## Work order
Repeat the listing below in full, exactly as it stands.

## Listed records
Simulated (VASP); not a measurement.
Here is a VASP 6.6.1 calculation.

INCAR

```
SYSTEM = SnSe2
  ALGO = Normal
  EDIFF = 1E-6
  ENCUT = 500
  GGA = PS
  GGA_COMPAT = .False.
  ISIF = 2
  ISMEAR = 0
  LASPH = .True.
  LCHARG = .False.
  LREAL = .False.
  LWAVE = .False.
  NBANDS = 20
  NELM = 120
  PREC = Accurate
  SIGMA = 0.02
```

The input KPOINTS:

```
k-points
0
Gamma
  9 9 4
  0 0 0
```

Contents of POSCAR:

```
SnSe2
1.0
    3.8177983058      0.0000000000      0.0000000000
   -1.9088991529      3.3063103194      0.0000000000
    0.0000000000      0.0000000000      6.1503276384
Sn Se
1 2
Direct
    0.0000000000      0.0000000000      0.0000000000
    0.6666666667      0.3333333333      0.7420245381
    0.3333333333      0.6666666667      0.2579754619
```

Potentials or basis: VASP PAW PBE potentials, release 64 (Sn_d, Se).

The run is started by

## Response
Simulated (VASP); not a measurement.
Here is a VASP 6.6.1 calculation.

INCAR

```
SYSTEM = SnSe2
  ALGO = Normal
  EDIFF = 1E-6
  ENCUT = 500
  GGA = PS
  GGA_COMPAT = .False.
  ISIF = 2
  ISMEAR = 0
  LASPH = .True.
  LCHARG = .False.
  LREAL = .False.
  LWAVE = .False.
  NBANDS = 20
  NELM = 120
  PREC = Accurate
  SIGMA = 0.02
```

The input KPOINTS:

```
k-points
0
Gamma
  9 9 4
  0 0 0
```

Contents of POSCAR:

```
SnSe2
1.0
    3.8177983058      0.0000000000      0.0000000000
   -1.9088991529      3.3063103194      0.0000000000
    0.0000000000      0.0000000000      6.1503276384
Sn Se
1 2
Direct
    0.0000000000      0.0000000000      0.0000000000
    0.6666666667      0.3333333333      0.7420245381
    0.3333333333      0.6666666667      0.2579754619
```

Potentials or basis: VASP PAW PBE potentials, release 64 (Sn_d, Se).

The run is started by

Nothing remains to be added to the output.